---- EXTRACTED MATERIAL

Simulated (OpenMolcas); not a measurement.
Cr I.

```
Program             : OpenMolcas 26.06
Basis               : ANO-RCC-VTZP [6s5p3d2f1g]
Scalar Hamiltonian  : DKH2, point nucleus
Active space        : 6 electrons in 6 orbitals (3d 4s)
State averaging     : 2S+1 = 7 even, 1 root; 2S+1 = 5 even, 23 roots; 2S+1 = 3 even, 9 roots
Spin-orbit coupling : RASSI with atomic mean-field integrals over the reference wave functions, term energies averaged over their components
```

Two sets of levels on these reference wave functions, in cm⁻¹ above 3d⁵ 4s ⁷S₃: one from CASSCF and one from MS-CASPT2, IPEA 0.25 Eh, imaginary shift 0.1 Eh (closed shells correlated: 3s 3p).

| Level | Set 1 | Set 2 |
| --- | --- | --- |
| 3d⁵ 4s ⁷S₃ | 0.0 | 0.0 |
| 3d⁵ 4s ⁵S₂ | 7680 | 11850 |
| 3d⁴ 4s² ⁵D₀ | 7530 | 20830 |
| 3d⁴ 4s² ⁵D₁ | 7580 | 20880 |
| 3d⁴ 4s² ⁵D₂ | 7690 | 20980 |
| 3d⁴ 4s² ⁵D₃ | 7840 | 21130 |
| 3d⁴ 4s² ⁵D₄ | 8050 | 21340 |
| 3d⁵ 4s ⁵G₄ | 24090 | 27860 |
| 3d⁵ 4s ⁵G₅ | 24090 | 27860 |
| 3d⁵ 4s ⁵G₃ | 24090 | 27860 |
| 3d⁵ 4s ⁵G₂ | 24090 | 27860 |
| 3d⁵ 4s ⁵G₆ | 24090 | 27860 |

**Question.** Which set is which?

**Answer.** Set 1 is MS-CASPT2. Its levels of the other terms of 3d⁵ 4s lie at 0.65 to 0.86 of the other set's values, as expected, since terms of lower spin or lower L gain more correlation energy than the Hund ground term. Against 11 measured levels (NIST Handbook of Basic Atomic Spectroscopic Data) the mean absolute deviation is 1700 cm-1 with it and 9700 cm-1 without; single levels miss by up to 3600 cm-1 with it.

--------

→ WORK TASK
Only one stretch of the entries above is wanted: the lines from the one containing "1 | Set 2 |" through the one containing "set is which?". Please reproduce it exactly.

→ REPLY
| Level | Set 1 | Set 2 |
| --- | --- | --- |
| 3d⁵ 4s ⁷S₃ | 0.0 | 0.0 |
| 3d⁵ 4s ⁵S₂ | 7680 | 11850 |
| 3d⁴ 4s² ⁵D₀ | 7530 | 20830 |
| 3d⁴ 4s² ⁵D₁ | 7580 | 20880 |
| 3d⁴ 4s² ⁵D₂ | 7690 | 20980 |
| 3d⁴ 4s² ⁵D₃ | 7840 | 21130 |
| 3d⁴ 4s² ⁵D₄ | 8050 | 21340 |
| 3d⁵ 4s ⁵G₄ | 24090 | 27860 |
| 3d⁵ 4s ⁵G₅ | 24090 | 27860 |
| 3d⁵ 4s ⁵G₃ | 24090 | 27860 |
| 3d⁵ 4s ⁵G₂ | 24090 | 27860 |
| 3d⁵ 4s ⁵G₆ | 24090 | 27860 |

**Question.** Which set is which?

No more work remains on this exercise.